··· LISTED RECORDS

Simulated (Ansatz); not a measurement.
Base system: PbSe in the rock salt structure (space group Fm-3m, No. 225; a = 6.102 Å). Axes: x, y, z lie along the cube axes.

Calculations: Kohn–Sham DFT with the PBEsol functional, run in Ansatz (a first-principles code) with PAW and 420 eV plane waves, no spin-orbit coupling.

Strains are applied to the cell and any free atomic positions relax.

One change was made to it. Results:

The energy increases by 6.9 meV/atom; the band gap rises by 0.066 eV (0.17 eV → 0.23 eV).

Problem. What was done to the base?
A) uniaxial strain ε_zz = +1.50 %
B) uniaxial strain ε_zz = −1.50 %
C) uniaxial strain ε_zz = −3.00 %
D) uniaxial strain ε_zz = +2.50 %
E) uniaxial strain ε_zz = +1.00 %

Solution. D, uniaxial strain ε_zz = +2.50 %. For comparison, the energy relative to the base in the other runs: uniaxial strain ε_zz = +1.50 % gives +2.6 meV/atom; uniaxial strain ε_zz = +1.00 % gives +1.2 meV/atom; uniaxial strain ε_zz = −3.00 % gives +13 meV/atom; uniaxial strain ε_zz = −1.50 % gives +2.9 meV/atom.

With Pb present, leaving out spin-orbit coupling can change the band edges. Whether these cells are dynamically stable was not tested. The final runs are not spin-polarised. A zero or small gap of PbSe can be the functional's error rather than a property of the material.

······

▶ **REQUIRED ACTION**
Stop after the line containing "E) uniaxial strain ε_zz = +1.00 %": print exactly the lines from the start of the entries above up to it, that line included.

▶ **ANSWER AREA**
Simulated (Ansatz); not a measurement.
Base system: PbSe in the rock salt structure (space group Fm-3m, No. 225; a = 6.102 Å). Axes: x, y, z lie along the cube axes.

Calculations: Kohn–Sham DFT with the PBEsol functional, run in Ansatz (a first-principles code) with PAW and 420 eV plane waves, no spin-orbit coupling.

Strains are applied to the cell and any free atomic positions relax.

One change was made to it. Results:

The energy increases by 6.9 meV/atom; the band gap rises by 0.066 eV (0.17 eV → 0.23 eV).

Problem. What was done to the base?
A) uniaxial strain ε_zz = +1.50 %
B) uniaxial strain ε_zz = −1.50 %
C) uniaxial strain ε_zz = −3.00 %
D) uniaxial strain ε_zz = +2.50 %
E) uniaxial strain ε_zz = +1.00 %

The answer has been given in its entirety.